_Extracted data_
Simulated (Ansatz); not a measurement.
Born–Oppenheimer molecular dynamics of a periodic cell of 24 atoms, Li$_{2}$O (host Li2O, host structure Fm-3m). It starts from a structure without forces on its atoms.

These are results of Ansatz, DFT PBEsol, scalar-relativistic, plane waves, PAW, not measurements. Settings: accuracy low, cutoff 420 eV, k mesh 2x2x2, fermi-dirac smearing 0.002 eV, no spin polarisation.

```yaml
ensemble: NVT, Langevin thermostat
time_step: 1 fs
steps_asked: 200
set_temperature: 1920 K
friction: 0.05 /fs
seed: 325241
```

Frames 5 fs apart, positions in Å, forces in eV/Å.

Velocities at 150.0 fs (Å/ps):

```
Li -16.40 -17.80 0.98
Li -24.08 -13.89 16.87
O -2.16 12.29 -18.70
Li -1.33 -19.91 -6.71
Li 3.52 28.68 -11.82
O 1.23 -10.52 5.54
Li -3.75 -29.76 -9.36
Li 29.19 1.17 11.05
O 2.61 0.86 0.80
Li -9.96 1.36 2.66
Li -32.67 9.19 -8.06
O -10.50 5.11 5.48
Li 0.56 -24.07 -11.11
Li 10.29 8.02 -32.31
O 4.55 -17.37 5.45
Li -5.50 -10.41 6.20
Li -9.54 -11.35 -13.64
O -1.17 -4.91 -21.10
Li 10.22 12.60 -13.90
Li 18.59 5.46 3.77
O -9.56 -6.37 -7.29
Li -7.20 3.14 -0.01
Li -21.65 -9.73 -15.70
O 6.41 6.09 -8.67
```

_Work item_
Nothing in the entries above should differ when you return them in full.

_Answer area_
Simulated (Ansatz); not a measurement.
Born–Oppenheimer molecular dynamics of a periodic cell of 24 atoms, Li$_{2}$O (host Li2O, host structure Fm-3m). It starts from a structure without forces on its atoms.

These are results of Ansatz, DFT PBEsol, scalar-relativistic, plane waves, PAW, not measurements. Settings: accuracy low, cutoff 420 eV, k mesh 2x2x2, fermi-dirac smearing 0.002 eV, no spin polarisation.

```yaml
ensemble: NVT, Langevin thermostat
time_step: 1 fs
steps_asked: 200
set_temperature: 1920 K
friction: 0.05 /fs
seed: 325241
```

Frames 5 fs apart, positions in Å, forces in eV/Å.

Velocities at 150.0 fs (Å/ps):

```
Li -16.40 -17.80 0.98
Li -24.08 -13.89 16.87
O -2.16 12.29 -18.70
Li -1.33 -19.91 -6.71
Li 3.52 28.68 -11.82
O 1.23 -10.52 5.54
Li -3.75 -29.76 -9.36
Li 29.19 1.17 11.05
O 2.61 0.86 0.80
Li -9.96 1.36 2.66
Li -32.67 9.19 -8.06
O -10.50 5.11 5.48
Li 0.56 -24.07 -11.11
Li 10.29 8.02 -32.31
O 4.55 -17.37 5.45
Li -5.50 -10.41 6.20
Li -9.54 -11.35 -13.64
O -1.17 -4.91 -21.10
Li 10.22 12.60 -13.90
Li 18.59 5.46 3.77
O -9.56 -6.37 -7.29
Li -7.20 3.14 -0.01
Li -21.65 -9.73 -15.70
O 6.41 6.09 -8.67
```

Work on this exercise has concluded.